Each line from the start of the entries through the line that contains "Left out are" should be output exactly, please.

== Segment start ==

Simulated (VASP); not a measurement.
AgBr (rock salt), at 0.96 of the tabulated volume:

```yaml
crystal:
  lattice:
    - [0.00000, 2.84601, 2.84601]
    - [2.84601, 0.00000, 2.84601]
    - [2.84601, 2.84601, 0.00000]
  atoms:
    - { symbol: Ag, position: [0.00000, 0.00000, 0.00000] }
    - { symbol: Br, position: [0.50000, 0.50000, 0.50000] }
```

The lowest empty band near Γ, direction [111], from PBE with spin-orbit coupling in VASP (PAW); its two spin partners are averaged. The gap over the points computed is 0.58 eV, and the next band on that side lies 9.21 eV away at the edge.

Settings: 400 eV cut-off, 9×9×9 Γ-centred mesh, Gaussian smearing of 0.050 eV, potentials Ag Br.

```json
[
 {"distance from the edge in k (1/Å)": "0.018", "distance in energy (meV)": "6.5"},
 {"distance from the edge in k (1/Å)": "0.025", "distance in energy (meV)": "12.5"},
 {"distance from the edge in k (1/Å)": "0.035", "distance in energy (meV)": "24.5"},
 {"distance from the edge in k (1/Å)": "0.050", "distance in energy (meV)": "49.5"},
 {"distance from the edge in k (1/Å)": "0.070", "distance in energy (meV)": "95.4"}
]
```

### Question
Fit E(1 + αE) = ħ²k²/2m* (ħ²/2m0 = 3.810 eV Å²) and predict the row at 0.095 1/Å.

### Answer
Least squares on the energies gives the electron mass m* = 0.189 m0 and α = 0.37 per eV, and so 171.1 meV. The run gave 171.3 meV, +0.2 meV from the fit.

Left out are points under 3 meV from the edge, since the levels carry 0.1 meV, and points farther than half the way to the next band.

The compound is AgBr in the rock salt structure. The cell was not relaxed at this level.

== Segment end ==

- Response box
Simulated (VASP); not a measurement.
AgBr (rock salt), at 0.96 of the tabulated volume:

```yaml
crystal:
  lattice:
    - [0.00000, 2.84601, 2.84601]
    - [2.84601, 0.00000, 2.84601]
    - [2.84601, 2.84601, 0.00000]
  atoms:
    - { symbol: Ag, position: [0.00000, 0.00000, 0.00000] }
    - { symbol: Br, position: [0.50000, 0.50000, 0.50000] }
```

The lowest empty band near Γ, direction [111], from PBE with spin-orbit coupling in VASP (PAW); its two spin partners are averaged. The gap over the points computed is 0.58 eV, and the next band on that side lies 9.21 eV away at the edge.

Settings: 400 eV cut-off, 9×9×9 Γ-centred mesh, Gaussian smearing of 0.050 eV, potentials Ag Br.

```json
[
 {"distance from the edge in k (1/Å)": "0.018", "distance in energy (meV)": "6.5"},
 {"distance from the edge in k (1/Å)": "0.025", "distance in energy (meV)": "12.5"},
 {"distance from the edge in k (1/Å)": "0.035", "distance in energy (meV)": "24.5"},
 {"distance from the edge in k (1/Å)": "0.050", "distance in energy (meV)": "49.5"},
 {"distance from the edge in k (1/Å)": "0.070", "distance in energy (meV)": "95.4"}
]
```

### Question
Fit E(1 + αE) = ħ²k²/2m* (ħ²/2m0 = 3.810 eV Å²) and predict the row at 0.095 1/Å.

### Answer
Least squares on the energies gives the electron mass m* = 0.189 m0 and α = 0.37 per eV, and so 171.1 meV. The run gave 171.3 meV, +0.2 meV from the fit.

Left out are points under 3 meV from the edge, since the levels carry 0.1 meV, and points farther than half the way to the next band.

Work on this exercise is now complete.